**ACTION ITEM**. Reproduce the listing below without any change.

*** GIVEN INFORMATION Section Begins ***

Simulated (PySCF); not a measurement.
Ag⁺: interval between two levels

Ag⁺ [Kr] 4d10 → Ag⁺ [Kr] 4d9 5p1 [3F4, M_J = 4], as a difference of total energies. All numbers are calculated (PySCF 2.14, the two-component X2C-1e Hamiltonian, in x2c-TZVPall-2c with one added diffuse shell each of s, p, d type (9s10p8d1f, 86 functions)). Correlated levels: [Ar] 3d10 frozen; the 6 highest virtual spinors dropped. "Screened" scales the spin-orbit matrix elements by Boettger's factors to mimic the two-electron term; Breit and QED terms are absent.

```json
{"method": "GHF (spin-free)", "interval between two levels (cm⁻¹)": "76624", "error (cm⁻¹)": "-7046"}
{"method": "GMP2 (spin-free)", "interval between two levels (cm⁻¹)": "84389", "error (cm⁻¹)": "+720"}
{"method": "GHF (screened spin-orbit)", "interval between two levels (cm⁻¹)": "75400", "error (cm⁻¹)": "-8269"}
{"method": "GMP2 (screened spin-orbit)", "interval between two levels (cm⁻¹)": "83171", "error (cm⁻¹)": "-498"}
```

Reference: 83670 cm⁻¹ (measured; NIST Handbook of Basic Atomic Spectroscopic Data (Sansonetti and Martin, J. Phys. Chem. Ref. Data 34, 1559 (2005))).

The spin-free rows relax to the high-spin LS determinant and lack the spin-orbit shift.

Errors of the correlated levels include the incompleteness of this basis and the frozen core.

*** GIVEN INFORMATION Section Ends ***

**TASK ANSWER**.
Simulated (PySCF); not a measurement.
Ag⁺: interval between two levels

Ag⁺ [Kr] 4d10 → Ag⁺ [Kr] 4d9 5p1 [3F4, M_J = 4], as a difference of total energies. All numbers are calculated (PySCF 2.14, the two-component X2C-1e Hamiltonian, in x2c-TZVPall-2c with one added diffuse shell each of s, p, d type (9s10p8d1f, 86 functions)). Correlated levels: [Ar] 3d10 frozen; the 6 highest virtual spinors dropped. "Screened" scales the spin-orbit matrix elements by Boettger's factors to mimic the two-electron term; Breit and QED terms are absent.

```json
{"method": "GHF (spin-free)", "interval between two levels (cm⁻¹)": "76624", "error (cm⁻¹)": "-7046"}
{"method": "GMP2 (spin-free)", "interval between two levels (cm⁻¹)": "84389", "error (cm⁻¹)": "+720"}
{"method": "GHF (screened spin-orbit)", "interval between two levels (cm⁻¹)": "75400", "error (cm⁻¹)": "-8269"}
{"method": "GMP2 (screened spin-orbit)", "interval between two levels (cm⁻¹)": "83171", "error (cm⁻¹)": "-498"}
```

Reference: 83670 cm⁻¹ (measured; NIST Handbook of Basic Atomic Spectroscopic Data (Sansonetti and Martin, J. Phys. Chem. Ref. Data 34, 1559 (2005))).

The spin-free rows relax to the high-spin LS determinant and lack the spin-orbit shift.

Errors of the correlated levels include the incompleteness of this basis and the frozen core.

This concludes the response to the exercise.